(Records shown)

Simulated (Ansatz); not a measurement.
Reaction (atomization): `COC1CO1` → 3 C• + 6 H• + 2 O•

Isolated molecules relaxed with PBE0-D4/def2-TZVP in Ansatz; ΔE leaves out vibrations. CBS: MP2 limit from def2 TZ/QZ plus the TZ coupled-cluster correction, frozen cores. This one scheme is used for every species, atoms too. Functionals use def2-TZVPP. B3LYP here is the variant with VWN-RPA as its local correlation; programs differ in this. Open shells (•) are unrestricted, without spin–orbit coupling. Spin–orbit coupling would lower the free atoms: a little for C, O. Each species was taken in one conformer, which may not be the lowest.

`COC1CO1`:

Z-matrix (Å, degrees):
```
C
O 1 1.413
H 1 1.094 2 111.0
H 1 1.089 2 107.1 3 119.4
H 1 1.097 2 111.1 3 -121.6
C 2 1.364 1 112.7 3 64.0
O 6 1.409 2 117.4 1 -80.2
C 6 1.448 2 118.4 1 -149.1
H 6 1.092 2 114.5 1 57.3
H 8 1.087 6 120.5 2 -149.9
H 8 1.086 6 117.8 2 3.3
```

(End Records shown)

## [Activity]
Returned text must match every record word for word.

## [Written reply]
Simulated (Ansatz); not a measurement.
Reaction (atomization): `COC1CO1` → 3 C• + 6 H• + 2 O•

Isolated molecules relaxed with PBE0-D4/def2-TZVP in Ansatz; ΔE leaves out vibrations. CBS: MP2 limit from def2 TZ/QZ plus the TZ coupled-cluster correction, frozen cores. This one scheme is used for every species, atoms too. Functionals use def2-TZVPP. B3LYP here is the variant with VWN-RPA as its local correlation; programs differ in this. Open shells (•) are unrestricted, without spin–orbit coupling. Spin–orbit coupling would lower the free atoms: a little for C, O. Each species was taken in one conformer, which may not be the lowest.

`COC1CO1`:

Z-matrix (Å, degrees):
```
C
O 1 1.413
H 1 1.094 2 111.0
H 1 1.089 2 107.1 3 119.4
H 1 1.097 2 111.1 3 -121.6
C 2 1.364 1 112.7 3 64.0
O 6 1.409 2 117.4 1 -80.2
C 6 1.448 2 118.4 1 -149.1
H 6 1.092 2 114.5 1 57.3
H 8 1.087 6 120.5 2 -149.9
H 8 1.086 6 117.8 2 3.3
```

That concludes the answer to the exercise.